-*-
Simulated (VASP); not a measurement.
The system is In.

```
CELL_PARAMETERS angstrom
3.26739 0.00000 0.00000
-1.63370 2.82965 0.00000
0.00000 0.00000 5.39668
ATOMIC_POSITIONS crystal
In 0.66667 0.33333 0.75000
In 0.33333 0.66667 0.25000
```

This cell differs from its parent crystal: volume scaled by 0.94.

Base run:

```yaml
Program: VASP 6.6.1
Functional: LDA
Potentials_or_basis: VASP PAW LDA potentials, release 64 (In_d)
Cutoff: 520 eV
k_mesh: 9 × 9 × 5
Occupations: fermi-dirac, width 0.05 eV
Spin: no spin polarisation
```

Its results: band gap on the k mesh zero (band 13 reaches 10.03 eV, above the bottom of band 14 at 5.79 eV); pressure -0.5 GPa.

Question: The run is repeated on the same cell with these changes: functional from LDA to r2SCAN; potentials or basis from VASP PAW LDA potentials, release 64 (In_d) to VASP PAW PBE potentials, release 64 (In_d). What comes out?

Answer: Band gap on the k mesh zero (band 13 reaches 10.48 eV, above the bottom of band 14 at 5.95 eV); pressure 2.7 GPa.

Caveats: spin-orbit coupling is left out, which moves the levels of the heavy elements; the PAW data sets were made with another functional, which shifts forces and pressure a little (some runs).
-*-

**WORK ITEM:** The first line of the records begins the span, and the line containing "Answer: Band gap" ends it. Reproduce that span exactly, both ends included.

**WRITTEN REPLY:**
Simulated (VASP); not a measurement.
The system is In.

```
CELL_PARAMETERS angstrom
3.26739 0.00000 0.00000
-1.63370 2.82965 0.00000
0.00000 0.00000 5.39668
ATOMIC_POSITIONS crystal
In 0.66667 0.33333 0.75000
In 0.33333 0.66667 0.25000
```

This cell differs from its parent crystal: volume scaled by 0.94.

Base run:

```yaml
Program: VASP 6.6.1
Functional: LDA
Potentials_or_basis: VASP PAW LDA potentials, release 64 (In_d)
Cutoff: 520 eV
k_mesh: 9 × 9 × 5
Occupations: fermi-dirac, width 0.05 eV
Spin: no spin polarisation
```

Its results: band gap on the k mesh zero (band 13 reaches 10.03 eV, above the bottom of band 14 at 5.79 eV); pressure -0.5 GPa.

Question: The run is repeated on the same cell with these changes: functional from LDA to r2SCAN; potentials or basis from VASP PAW LDA potentials, release 64 (In_d) to VASP PAW PBE potentials, release 64 (In_d). What comes out?

Answer: Band gap on the k mesh zero (band 13 reaches 10.48 eV, above the bottom of band 14 at 5.95 eV); pressure 2.7 GPa.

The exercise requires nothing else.